> Extracted entries
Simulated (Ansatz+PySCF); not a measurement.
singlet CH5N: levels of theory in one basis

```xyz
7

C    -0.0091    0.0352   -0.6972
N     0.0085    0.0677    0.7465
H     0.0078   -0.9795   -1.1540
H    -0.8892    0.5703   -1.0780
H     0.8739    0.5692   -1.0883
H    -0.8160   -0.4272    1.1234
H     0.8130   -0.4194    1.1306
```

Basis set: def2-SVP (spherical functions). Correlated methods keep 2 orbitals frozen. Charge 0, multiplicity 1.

> Requirement
Each line above is to be set down again verbatim.

> Expected answer
Simulated (Ansatz+PySCF); not a measurement.
singlet CH5N: levels of theory in one basis

```xyz
7

C    -0.0091    0.0352   -0.6972
N     0.0085    0.0677    0.7465
H     0.0078   -0.9795   -1.1540
H    -0.8892    0.5703   -1.0780
H     0.8739    0.5692   -1.0883
H    -0.8160   -0.4272    1.1234
H     0.8130   -0.4194    1.1306
```

Basis set: def2-SVP (spherical functions). Correlated methods keep 2 orbitals frozen. Charge 0, multiplicity 1.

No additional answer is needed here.